■ Supplied information ■
>>>
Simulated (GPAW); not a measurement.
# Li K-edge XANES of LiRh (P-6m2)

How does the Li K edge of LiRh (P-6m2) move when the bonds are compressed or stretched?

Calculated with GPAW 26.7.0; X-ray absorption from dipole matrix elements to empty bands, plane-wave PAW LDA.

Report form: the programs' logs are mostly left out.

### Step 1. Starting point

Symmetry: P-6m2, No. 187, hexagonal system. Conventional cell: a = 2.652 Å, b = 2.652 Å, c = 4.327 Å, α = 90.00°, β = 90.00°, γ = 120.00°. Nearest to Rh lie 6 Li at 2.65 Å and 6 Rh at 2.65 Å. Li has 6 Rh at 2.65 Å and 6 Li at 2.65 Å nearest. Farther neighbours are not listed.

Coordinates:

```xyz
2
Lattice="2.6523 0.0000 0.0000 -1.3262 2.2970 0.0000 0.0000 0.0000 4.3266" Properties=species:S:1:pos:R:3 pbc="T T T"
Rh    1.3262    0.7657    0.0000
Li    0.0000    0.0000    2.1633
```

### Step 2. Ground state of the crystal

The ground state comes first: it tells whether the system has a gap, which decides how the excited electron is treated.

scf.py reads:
<<<

■ Brief ■
Copy out the entries exactly. Begin at the first line and end with the line that has "The ground state".

■ Your response ■
Simulated (GPAW); not a measurement.
# Li K-edge XANES of LiRh (P-6m2)

How does the Li K edge of LiRh (P-6m2) move when the bonds are compressed or stretched?

Calculated with GPAW 26.7.0; X-ray absorption from dipole matrix elements to empty bands, plane-wave PAW LDA.

Report form: the programs' logs are mostly left out.

### Step 1. Starting point

Symmetry: P-6m2, No. 187, hexagonal system. Conventional cell: a = 2.652 Å, b = 2.652 Å, c = 4.327 Å, α = 90.00°, β = 90.00°, γ = 120.00°. Nearest to Rh lie 6 Li at 2.65 Å and 6 Rh at 2.65 Å. Li has 6 Rh at 2.65 Å and 6 Li at 2.65 Å nearest. Farther neighbours are not listed.

Coordinates:

```xyz
2
Lattice="2.6523 0.0000 0.0000 -1.3262 2.2970 0.0000 0.0000 0.0000 4.3266" Properties=species:S:1:pos:R:3 pbc="T T T"
Rh    1.3262    0.7657    0.0000
Li    0.0000    0.0000    2.1633
```

### Step 2. Ground state of the crystal

The ground state comes first: it tells whether the system has a gap, which decides how the excited electron is treated.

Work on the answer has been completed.